### Work task
Could you copy, exactly as written, every line from the first line of the records through the one containing "### Question"?

### Supplied material
=== Section Start ===

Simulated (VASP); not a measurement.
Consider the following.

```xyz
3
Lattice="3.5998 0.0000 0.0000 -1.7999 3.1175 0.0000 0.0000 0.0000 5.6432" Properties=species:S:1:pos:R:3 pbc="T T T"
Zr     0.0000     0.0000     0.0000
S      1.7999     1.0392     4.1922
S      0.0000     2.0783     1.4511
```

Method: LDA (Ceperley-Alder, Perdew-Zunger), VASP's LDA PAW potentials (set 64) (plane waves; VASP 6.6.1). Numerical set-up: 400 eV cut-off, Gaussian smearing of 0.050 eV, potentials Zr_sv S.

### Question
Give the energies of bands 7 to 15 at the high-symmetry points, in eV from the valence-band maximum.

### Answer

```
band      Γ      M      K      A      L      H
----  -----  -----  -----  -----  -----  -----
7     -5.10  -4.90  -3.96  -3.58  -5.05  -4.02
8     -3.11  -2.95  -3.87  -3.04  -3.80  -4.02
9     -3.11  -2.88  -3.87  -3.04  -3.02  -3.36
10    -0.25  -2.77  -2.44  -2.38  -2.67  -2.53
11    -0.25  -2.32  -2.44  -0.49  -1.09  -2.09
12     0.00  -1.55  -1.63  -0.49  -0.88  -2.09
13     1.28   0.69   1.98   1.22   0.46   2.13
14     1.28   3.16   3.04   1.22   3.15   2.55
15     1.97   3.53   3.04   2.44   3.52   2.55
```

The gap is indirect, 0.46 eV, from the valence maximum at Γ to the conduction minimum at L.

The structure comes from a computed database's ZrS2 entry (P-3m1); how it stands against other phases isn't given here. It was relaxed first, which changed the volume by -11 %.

=== Section End ===

### Solution
Simulated (VASP); not a measurement.
Consider the following.

```xyz
3
Lattice="3.5998 0.0000 0.0000 -1.7999 3.1175 0.0000 0.0000 0.0000 5.6432" Properties=species:S:1:pos:R:3 pbc="T T T"
Zr     0.0000     0.0000     0.0000
S      1.7999     1.0392     4.1922
S      0.0000     2.0783     1.4511
```

Method: LDA (Ceperley-Alder, Perdew-Zunger), VASP's LDA PAW potentials (set 64) (plane waves; VASP 6.6.1). Numerical set-up: 400 eV cut-off, Gaussian smearing of 0.050 eV, potentials Zr_sv S.

### Question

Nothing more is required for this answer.